Required action: Extract exactly those lines that lie between the start of the material and the line with "The starting geometry", including both boundary lines and no others.

━━━
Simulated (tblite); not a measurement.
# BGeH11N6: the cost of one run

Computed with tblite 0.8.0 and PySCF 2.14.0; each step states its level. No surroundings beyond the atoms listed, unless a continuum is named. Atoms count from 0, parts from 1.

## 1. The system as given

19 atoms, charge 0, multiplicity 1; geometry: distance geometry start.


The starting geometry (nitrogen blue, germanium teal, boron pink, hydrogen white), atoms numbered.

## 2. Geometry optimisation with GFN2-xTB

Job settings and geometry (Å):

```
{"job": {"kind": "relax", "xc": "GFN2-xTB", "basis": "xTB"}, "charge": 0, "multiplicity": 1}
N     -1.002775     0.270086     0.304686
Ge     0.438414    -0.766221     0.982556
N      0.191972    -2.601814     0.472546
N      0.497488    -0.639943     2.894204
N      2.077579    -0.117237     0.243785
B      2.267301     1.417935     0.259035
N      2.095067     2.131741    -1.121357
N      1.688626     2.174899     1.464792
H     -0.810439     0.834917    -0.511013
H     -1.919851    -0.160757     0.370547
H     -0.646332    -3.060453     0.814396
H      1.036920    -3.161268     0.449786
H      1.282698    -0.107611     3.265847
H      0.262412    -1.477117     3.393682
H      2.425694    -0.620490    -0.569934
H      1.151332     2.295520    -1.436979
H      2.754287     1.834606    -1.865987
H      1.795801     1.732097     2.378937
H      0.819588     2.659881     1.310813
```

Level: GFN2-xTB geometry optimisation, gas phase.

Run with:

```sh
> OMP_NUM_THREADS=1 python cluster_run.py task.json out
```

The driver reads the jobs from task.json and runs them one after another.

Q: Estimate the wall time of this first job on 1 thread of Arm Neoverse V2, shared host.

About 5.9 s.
━━━

Task output:
Simulated (tblite); not a measurement.
# BGeH11N6: the cost of one run

Computed with tblite 0.8.0 and PySCF 2.14.0; each step states its level. No surroundings beyond the atoms listed, unless a continuum is named. Atoms count from 0, parts from 1.

## 1. The system as given

19 atoms, charge 0, multiplicity 1; geometry: distance geometry start.


The starting geometry (nitrogen blue, germanium teal, boron pink, hydrogen white), atoms numbered.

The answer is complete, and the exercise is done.